RECORDS SUPPLIED section start
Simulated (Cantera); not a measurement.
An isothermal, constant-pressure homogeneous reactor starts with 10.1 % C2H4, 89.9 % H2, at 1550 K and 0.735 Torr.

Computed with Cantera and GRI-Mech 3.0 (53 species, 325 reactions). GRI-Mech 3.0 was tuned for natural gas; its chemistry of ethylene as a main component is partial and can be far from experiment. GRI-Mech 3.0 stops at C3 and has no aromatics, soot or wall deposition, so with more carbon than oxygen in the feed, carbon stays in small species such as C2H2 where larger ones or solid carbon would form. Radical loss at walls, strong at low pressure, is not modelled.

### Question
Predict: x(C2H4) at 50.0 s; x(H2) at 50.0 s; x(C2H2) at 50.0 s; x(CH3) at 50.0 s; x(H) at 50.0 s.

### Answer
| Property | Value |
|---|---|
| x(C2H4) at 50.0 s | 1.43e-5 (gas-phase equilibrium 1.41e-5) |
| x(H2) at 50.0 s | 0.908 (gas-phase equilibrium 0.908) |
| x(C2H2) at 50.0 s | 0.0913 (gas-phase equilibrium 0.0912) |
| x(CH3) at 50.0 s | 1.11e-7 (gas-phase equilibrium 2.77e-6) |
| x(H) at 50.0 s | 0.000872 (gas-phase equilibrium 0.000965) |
RECORDS SUPPLIED section end

> _BRIEF_
Please copy each entry. Leave nothing out.

> _PROBLEM SOLUTION_
Simulated (Cantera); not a measurement.
An isothermal, constant-pressure homogeneous reactor starts with 10.1 % C2H4, 89.9 % H2, at 1550 K and 0.735 Torr.

Computed with Cantera and GRI-Mech 3.0 (53 species, 325 reactions). GRI-Mech 3.0 was tuned for natural gas; its chemistry of ethylene as a main component is partial and can be far from experiment. GRI-Mech 3.0 stops at C3 and has no aromatics, soot or wall deposition, so with more carbon than oxygen in the feed, carbon stays in small species such as C2H2 where larger ones or solid carbon would form. Radical loss at walls, strong at low pressure, is not modelled.

### Question
Predict: x(C2H4) at 50.0 s; x(H2) at 50.0 s; x(C2H2) at 50.0 s; x(CH3) at 50.0 s; x(H) at 50.0 s.

### Answer
| Property | Value |
|---|---|
| x(C2H4) at 50.0 s | 1.43e-5 (gas-phase equilibrium 1.41e-5) |
| x(H2) at 50.0 s | 0.908 (gas-phase equilibrium 0.908) |
| x(C2H2) at 50.0 s | 0.0913 (gas-phase equilibrium 0.0912) |
| x(CH3) at 50.0 s | 1.11e-7 (gas-phase equilibrium 2.77e-6) |
| x(H) at 50.0 s | 0.000872 (gas-phase equilibrium 0.000965) |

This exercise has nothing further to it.